◆ **ASSIGNED TASK**
Taking the entries below from the top, restate each line exactly and end with the line containing "Simulation results for".

◆ **DATA LISTING**
------------------------------
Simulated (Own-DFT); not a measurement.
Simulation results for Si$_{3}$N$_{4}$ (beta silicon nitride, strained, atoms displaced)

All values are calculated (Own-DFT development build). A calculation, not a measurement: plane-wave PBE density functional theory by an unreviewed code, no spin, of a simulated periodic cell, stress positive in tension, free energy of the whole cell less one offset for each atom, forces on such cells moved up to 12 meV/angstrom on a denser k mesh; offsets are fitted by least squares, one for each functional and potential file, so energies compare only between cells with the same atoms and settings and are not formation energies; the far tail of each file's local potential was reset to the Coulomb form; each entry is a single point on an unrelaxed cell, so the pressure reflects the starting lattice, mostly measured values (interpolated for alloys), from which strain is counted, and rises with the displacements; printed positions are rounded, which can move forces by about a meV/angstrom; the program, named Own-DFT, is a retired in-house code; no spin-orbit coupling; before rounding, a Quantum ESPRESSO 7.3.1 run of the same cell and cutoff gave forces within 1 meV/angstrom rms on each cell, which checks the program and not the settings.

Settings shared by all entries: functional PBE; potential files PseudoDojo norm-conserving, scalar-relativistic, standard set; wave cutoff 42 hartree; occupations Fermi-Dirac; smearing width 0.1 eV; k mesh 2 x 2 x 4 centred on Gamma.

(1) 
------------------------------

◆ **ANSWER AREA**
Simulated (Own-DFT); not a measurement.
Simulation results for Si$_{3}$N$_{4}$ (beta silicon nitride, strained, atoms displaced)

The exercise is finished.